Work item: Beginning with the first line, copy out each line of the material until the line containing "rho0 lam = 66.3 uohm cm nm" has been copied as well.

Given records:
----------------

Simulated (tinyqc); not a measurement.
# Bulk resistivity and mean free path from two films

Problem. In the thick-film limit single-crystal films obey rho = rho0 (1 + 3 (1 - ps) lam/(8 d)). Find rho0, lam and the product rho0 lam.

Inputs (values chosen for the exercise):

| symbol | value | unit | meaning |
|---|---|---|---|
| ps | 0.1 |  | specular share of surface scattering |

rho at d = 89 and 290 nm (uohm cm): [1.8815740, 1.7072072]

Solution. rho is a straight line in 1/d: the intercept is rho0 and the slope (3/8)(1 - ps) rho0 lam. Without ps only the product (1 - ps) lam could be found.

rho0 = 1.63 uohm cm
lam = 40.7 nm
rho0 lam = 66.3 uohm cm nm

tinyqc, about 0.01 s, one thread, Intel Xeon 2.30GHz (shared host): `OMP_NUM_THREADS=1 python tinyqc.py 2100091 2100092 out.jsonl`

----------------

Answer area:
Simulated (tinyqc); not a measurement.
# Bulk resistivity and mean free path from two films

Problem. In the thick-film limit single-crystal films obey rho = rho0 (1 + 3 (1 - ps) lam/(8 d)). Find rho0, lam and the product rho0 lam.

Inputs (values chosen for the exercise):

| symbol | value | unit | meaning |
|---|---|---|---|
| ps | 0.1 |  | specular share of surface scattering |

rho at d = 89 and 290 nm (uohm cm): [1.8815740, 1.7072072]

Solution. rho is a straight line in 1/d: the intercept is rho0 and the slope (3/8)(1 - ps) rho0 lam. Without ps only the product (1 - ps) lam could be found.

rho0 = 1.63 uohm cm
lam = 40.7 nm
rho0 lam = 66.3 uohm cm nm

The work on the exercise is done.